# [DATA EXCERPTS]
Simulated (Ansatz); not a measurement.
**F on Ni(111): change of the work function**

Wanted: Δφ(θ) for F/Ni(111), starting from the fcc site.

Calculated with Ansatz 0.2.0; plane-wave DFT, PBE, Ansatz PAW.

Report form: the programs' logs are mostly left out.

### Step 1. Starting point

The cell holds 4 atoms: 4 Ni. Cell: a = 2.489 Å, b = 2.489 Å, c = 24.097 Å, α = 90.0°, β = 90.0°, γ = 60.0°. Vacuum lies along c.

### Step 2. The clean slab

# [WORK ITEM]
Reproduce the material in full. Keep it identical to the original.

# [TASK SOLUTION]
Simulated (Ansatz); not a measurement.
**F on Ni(111): change of the work function**

Wanted: Δφ(θ) for F/Ni(111), starting from the fcc site.

Calculated with Ansatz 0.2.0; plane-wave DFT, PBE, Ansatz PAW.

Report form: the programs' logs are mostly left out.

### Step 1. Starting point

The cell holds 4 atoms: 4 Ni. Cell: a = 2.489 Å, b = 2.489 Å, c = 24.097 Å, α = 90.0°, β = 90.0°, γ = 60.0°. Vacuum lies along c.

### Step 2. The clean slab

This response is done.